__Task item__: Output, word for word, the lines of this listing that fall between the line with "A run of VASP" and the line with "How long does it take, and how much memory?", counting both of those lines, and no others.

__Listed entries__:
....

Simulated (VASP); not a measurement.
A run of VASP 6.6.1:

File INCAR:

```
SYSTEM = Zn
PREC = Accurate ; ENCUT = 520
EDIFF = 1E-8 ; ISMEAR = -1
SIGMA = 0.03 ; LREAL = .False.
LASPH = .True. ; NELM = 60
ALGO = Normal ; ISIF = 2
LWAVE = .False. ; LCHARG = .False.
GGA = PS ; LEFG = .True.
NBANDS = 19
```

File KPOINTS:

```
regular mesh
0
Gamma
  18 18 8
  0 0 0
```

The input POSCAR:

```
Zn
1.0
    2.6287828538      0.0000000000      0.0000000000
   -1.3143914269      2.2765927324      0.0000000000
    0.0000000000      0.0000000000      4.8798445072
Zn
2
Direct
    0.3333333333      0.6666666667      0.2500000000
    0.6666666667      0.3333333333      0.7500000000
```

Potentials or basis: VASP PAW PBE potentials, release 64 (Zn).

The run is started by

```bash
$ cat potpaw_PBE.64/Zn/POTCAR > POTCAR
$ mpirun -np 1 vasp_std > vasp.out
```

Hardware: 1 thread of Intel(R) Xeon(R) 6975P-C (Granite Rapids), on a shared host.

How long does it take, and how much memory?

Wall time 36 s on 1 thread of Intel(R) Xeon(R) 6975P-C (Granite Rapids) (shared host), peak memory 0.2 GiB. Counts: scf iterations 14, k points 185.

....

__Task answer__:
A run of VASP 6.6.1:

File INCAR:

```
SYSTEM = Zn
PREC = Accurate ; ENCUT = 520
EDIFF = 1E-8 ; ISMEAR = -1
SIGMA = 0.03 ; LREAL = .False.
LASPH = .True. ; NELM = 60
ALGO = Normal ; ISIF = 2
LWAVE = .False. ; LCHARG = .False.
GGA = PS ; LEFG = .True.
NBANDS = 19
```

File KPOINTS:

```
regular mesh
0
Gamma
  18 18 8
  0 0 0
```

The input POSCAR:

```
Zn
1.0
    2.6287828538      0.0000000000      0.0000000000
   -1.3143914269      2.2765927324      0.0000000000
    0.0000000000      0.0000000000      4.8798445072
Zn
2
Direct
    0.3333333333      0.6666666667      0.2500000000
    0.6666666667      0.3333333333      0.7500000000
```

Potentials or basis: VASP PAW PBE potentials, release 64 (Zn).

The run is started by

```bash
$ cat potpaw_PBE.64/Zn/POTCAR > POTCAR
$ mpirun -np 1 vasp_std > vasp.out
```

Hardware: 1 thread of Intel(R) Xeon(R) 6975P-C (Granite Rapids), on a shared host.

How long does it take, and how much memory?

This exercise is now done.